Work order:
There is one span to output from the data below: the lines starting at the line with "Answer: The gap" and ending at the line with "Measured: gap 8.00". Output it exactly, ends included, nothing more.

Information supplied:
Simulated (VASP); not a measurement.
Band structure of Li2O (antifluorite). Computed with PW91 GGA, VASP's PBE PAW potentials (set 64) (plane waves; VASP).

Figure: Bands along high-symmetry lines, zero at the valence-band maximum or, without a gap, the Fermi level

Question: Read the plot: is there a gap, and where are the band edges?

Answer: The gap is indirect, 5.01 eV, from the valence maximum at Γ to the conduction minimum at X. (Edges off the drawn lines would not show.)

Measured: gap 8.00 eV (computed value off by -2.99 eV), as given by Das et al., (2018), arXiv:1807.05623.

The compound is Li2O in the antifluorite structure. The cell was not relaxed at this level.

Worked solution:
Answer: The gap is indirect, 5.01 eV, from the valence maximum at Γ to the conduction minimum at X. (Edges off the drawn lines would not show.)

Measured: gap 8.00 eV (computed value off by -2.99 eV), as given by Das et al., (2018), arXiv:1807.05623.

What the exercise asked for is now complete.